**Entries provided**
= Beginning of Section =
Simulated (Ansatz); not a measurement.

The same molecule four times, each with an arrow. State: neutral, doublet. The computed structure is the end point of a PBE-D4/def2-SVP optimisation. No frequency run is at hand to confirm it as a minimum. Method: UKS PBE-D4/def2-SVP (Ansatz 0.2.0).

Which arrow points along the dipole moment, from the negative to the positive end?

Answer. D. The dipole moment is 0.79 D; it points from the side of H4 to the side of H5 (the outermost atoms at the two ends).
= End of Section =

**Work order**
The records above should be printed exactly, please, from the first line through the line containing "Which arrow points", with both ends kept and nothing past it.

**Your solution**
Simulated (Ansatz); not a measurement.

The same molecule four times, each with an arrow. State: neutral, doublet. The computed structure is the end point of a PBE-D4/def2-SVP optimisation. No frequency run is at hand to confirm it as a minimum. Method: UKS PBE-D4/def2-SVP (Ansatz 0.2.0).

Which arrow points along the dipole moment, from the negative to the positive end?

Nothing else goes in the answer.